Given records>
════

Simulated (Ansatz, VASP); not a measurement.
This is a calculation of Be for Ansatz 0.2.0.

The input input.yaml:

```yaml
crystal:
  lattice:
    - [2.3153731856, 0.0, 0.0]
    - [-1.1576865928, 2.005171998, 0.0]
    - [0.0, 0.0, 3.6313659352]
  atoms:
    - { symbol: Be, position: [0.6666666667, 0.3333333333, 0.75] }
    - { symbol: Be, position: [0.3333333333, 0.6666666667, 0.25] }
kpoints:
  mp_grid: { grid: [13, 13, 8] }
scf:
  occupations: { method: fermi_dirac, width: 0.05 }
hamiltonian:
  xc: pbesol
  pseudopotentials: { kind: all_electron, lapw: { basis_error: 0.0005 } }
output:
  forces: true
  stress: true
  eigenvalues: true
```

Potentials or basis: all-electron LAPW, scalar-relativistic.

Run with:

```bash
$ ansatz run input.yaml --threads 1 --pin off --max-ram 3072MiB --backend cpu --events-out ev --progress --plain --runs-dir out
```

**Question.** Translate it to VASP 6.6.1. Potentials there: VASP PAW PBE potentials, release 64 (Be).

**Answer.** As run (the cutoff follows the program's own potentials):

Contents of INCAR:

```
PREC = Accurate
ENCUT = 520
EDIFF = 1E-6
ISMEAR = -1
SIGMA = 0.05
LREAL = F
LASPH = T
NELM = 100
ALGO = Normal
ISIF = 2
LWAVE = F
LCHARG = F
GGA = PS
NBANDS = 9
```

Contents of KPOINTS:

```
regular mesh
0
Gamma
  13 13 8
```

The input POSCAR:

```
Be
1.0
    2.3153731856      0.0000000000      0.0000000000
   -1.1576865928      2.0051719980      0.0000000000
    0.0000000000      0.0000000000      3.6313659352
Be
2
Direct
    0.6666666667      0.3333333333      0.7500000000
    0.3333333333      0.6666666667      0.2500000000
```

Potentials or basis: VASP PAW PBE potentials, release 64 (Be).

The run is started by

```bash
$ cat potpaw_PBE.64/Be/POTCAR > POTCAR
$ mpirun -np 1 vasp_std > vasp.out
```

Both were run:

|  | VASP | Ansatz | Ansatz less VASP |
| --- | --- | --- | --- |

════

Assigned task> Each line from the top of the material above through the line with "Potentials or basis: all-electron" must be echoed exactly, and no other line.

Answer area>
Simulated (Ansatz, VASP); not a measurement.
This is a calculation of Be for Ansatz 0.2.0.

The input input.yaml:

```yaml
crystal:
  lattice:
    - [2.3153731856, 0.0, 0.0]
    - [-1.1576865928, 2.005171998, 0.0]
    - [0.0, 0.0, 3.6313659352]
  atoms:
    - { symbol: Be, position: [0.6666666667, 0.3333333333, 0.75] }
    - { symbol: Be, position: [0.3333333333, 0.6666666667, 0.25] }
kpoints:
  mp_grid: { grid: [13, 13, 8] }
scf:
  occupations: { method: fermi_dirac, width: 0.05 }
hamiltonian:
  xc: pbesol
  pseudopotentials: { kind: all_electron, lapw: { basis_error: 0.0005 } }
output:
  forces: true
  stress: true
  eigenvalues: true
```

Potentials or basis: all-electron LAPW, scalar-relativistic.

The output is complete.